** ASSIGNED TASK **
Below are the records; copy exactly the stretch from the line containing "Effective emissivity between" through the line containing "holding power q = 16.2544 W/cm^2", both ends included, and nothing else.

** INPUT DATA **
- Opening Delimiter -
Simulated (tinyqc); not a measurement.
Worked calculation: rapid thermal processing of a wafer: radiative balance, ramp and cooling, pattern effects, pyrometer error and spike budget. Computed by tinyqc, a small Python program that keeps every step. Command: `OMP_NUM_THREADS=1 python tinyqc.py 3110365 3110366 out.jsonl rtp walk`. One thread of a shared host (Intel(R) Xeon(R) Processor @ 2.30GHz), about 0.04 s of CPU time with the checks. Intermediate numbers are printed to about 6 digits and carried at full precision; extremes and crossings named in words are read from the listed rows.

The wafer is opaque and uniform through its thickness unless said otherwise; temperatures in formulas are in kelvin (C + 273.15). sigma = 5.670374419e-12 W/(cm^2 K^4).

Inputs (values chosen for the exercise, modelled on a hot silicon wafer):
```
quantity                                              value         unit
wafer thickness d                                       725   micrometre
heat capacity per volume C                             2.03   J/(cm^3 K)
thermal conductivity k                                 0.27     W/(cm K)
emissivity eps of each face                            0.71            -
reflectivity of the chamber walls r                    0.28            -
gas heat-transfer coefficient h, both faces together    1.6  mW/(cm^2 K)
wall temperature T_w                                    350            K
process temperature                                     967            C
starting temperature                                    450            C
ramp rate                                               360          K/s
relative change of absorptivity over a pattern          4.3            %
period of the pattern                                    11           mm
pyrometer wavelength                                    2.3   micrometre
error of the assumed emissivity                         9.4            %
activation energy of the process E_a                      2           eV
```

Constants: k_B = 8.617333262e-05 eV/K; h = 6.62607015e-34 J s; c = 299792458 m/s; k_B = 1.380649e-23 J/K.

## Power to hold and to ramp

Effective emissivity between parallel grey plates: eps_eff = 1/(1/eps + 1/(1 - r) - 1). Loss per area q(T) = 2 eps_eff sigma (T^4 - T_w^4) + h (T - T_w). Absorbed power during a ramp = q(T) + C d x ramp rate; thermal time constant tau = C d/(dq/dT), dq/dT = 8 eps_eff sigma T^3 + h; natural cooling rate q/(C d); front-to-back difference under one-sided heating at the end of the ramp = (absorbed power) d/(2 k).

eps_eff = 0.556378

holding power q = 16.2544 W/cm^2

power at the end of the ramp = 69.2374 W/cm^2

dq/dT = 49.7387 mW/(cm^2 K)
- Closing Delimiter -

** SOLUTION **
Effective emissivity between parallel grey plates: eps_eff = 1/(1/eps + 1/(1 - r) - 1). Loss per area q(T) = 2 eps_eff sigma (T^4 - T_w^4) + h (T - T_w). Absorbed power during a ramp = q(T) + C d x ramp rate; thermal time constant tau = C d/(dq/dT), dq/dT = 8 eps_eff sigma T^3 + h; natural cooling rate q/(C d); front-to-back difference under one-sided heating at the end of the ramp = (absorbed power) d/(2 k).

eps_eff = 0.556378

holding power q = 16.2544 W/cm^2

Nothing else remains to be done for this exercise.